—————

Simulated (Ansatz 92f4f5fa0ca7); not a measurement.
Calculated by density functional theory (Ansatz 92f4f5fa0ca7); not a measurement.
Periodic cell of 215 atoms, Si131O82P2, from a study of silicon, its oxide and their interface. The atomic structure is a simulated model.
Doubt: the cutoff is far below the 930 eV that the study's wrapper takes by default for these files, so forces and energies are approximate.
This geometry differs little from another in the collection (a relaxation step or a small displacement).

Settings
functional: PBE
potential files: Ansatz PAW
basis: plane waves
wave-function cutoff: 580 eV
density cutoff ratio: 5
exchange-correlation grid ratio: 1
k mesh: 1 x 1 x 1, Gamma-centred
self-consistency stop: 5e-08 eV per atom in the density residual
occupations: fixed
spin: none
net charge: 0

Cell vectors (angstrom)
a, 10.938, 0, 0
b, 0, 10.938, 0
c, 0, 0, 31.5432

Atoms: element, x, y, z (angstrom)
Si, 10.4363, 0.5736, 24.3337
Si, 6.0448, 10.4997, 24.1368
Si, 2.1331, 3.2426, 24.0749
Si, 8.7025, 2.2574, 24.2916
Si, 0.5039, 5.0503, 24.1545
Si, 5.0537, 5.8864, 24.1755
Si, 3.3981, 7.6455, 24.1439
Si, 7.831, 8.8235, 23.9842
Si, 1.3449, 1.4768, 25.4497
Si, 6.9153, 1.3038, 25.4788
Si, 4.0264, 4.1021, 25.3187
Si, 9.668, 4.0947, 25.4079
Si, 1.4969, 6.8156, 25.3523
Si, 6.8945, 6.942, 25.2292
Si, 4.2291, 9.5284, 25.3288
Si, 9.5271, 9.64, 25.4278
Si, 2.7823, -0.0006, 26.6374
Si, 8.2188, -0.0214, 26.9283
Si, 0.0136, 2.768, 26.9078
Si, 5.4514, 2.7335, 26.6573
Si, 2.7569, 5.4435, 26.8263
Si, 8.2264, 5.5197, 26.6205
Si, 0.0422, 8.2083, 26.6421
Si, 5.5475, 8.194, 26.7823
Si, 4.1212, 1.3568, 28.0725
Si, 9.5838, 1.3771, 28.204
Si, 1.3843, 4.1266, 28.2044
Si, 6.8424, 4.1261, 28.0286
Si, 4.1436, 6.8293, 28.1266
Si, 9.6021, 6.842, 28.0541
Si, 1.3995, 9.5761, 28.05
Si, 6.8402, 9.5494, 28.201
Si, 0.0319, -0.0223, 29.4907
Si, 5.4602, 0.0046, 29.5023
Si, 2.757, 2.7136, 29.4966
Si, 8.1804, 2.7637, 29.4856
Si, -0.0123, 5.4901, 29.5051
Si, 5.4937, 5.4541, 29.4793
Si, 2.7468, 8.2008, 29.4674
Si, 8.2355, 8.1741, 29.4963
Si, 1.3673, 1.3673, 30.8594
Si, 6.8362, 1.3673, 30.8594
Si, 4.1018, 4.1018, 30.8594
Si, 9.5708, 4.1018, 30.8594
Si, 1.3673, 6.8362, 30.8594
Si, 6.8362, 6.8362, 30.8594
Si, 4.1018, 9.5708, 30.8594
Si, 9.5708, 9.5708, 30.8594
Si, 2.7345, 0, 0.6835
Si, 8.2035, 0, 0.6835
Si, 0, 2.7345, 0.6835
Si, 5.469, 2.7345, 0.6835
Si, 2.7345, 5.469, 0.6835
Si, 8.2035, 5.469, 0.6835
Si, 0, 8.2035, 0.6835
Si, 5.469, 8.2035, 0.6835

—————

_Activity_.
Each line from the first line of the listing through the line containing "a, 10.938, 0, 0" must be set down exactly; no other line belongs in the answer.

_Result_.
Simulated (Ansatz 92f4f5fa0ca7); not a measurement.
Calculated by density functional theory (Ansatz 92f4f5fa0ca7); not a measurement.
Periodic cell of 215 atoms, Si131O82P2, from a study of silicon, its oxide and their interface. The atomic structure is a simulated model.
Doubt: the cutoff is far below the 930 eV that the study's wrapper takes by default for these files, so forces and energies are approximate.
This geometry differs little from another in the collection (a relaxation step or a small displacement).

Settings
functional: PBE
potential files: Ansatz PAW
basis: plane waves
wave-function cutoff: 580 eV
density cutoff ratio: 5
exchange-correlation grid ratio: 1
k mesh: 1 x 1 x 1, Gamma-centred
self-consistency stop: 5e-08 eV per atom in the density residual
occupations: fixed
spin: none
net charge: 0

Cell vectors (angstrom)
a, 10.938, 0, 0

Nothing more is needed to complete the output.